+++ Available data

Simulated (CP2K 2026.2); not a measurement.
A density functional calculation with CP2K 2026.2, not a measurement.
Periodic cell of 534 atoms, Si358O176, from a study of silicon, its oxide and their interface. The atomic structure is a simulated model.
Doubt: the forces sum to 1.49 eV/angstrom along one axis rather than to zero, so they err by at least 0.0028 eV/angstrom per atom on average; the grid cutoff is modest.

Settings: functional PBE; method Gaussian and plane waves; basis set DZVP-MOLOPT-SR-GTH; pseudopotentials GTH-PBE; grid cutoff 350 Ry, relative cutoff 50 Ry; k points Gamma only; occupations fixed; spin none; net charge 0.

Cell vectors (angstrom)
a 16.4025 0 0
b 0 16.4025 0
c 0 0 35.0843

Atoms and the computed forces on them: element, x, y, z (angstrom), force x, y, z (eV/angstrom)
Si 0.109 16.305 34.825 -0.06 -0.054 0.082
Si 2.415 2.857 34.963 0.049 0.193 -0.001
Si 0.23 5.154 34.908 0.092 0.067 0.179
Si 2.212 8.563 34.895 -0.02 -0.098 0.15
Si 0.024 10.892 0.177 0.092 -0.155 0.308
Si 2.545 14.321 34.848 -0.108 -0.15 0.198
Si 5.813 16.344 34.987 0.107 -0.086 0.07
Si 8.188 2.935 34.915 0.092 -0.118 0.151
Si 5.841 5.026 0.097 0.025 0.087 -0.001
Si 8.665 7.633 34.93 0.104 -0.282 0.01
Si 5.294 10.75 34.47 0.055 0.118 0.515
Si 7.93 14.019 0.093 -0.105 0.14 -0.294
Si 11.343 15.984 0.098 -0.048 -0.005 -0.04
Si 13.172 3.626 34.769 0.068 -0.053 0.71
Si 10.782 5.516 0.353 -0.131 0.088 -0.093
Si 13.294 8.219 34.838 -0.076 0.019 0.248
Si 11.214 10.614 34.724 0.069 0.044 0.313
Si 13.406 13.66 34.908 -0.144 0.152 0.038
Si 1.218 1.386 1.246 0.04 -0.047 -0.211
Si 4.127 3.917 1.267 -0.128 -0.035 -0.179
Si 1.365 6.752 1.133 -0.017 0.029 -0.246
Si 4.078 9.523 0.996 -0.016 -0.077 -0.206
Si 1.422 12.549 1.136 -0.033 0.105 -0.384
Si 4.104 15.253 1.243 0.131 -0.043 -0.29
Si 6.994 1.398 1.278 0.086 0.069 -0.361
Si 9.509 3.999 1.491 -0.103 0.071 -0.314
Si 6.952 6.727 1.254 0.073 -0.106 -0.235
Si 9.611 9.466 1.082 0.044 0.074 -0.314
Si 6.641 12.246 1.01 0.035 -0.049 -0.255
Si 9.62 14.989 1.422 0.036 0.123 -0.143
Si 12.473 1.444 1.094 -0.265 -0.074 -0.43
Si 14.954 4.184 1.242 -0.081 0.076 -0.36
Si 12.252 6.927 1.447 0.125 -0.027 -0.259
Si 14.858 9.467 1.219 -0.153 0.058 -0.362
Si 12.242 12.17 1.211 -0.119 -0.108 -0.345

++++++

Return the lines above precisely as they appear, beginning at the first line and ending at the line with "Periodic cell of", and nothing after it.

Simulated (CP2K 2026.2); not a measurement.
A density functional calculation with CP2K 2026.2, not a measurement.
Periodic cell of 534 atoms, Si358O176, from a study of silicon, its oxide and their interface. The atomic structure is a simulated model.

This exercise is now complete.